▶ RECORD SET:
********************

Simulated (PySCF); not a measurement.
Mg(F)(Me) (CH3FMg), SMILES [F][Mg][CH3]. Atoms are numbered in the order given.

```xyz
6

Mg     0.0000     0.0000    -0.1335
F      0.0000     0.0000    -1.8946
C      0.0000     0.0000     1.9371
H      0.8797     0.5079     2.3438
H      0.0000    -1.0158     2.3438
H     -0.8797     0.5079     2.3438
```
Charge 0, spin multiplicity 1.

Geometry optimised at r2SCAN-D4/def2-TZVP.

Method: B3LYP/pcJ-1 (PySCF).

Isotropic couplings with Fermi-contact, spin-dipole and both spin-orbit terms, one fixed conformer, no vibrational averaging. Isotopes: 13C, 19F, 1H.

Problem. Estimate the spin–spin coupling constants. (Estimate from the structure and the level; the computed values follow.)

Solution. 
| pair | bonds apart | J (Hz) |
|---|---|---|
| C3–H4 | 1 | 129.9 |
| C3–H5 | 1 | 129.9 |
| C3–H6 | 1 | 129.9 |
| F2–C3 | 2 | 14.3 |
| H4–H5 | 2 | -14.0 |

********************

▶ BRIEF:
Go through the data and retype all of it exactly.

▶ WORKED SOLUTION:
Simulated (PySCF); not a measurement.
Mg(F)(Me) (CH3FMg), SMILES [F][Mg][CH3]. Atoms are numbered in the order given.

```xyz
6

Mg     0.0000     0.0000    -0.1335
F      0.0000     0.0000    -1.8946
C      0.0000     0.0000     1.9371
H      0.8797     0.5079     2.3438
H      0.0000    -1.0158     2.3438
H     -0.8797     0.5079     2.3438
```
Charge 0, spin multiplicity 1.

Geometry optimised at r2SCAN-D4/def2-TZVP.

Method: B3LYP/pcJ-1 (PySCF).

Isotropic couplings with Fermi-contact, spin-dipole and both spin-orbit terms, one fixed conformer, no vibrational averaging. Isotopes: 13C, 19F, 1H.

Problem. Estimate the spin–spin coupling constants. (Estimate from the structure and the level; the computed values follow.)

Solution. 
| pair | bonds apart | J (Hz) |
|---|---|---|
| C3–H4 | 1 | 129.9 |
| C3–H5 | 1 | 129.9 |
| C3–H6 | 1 | 129.9 |
| F2–C3 | 2 | 14.3 |
| H4–H5 | 2 | -14.0 |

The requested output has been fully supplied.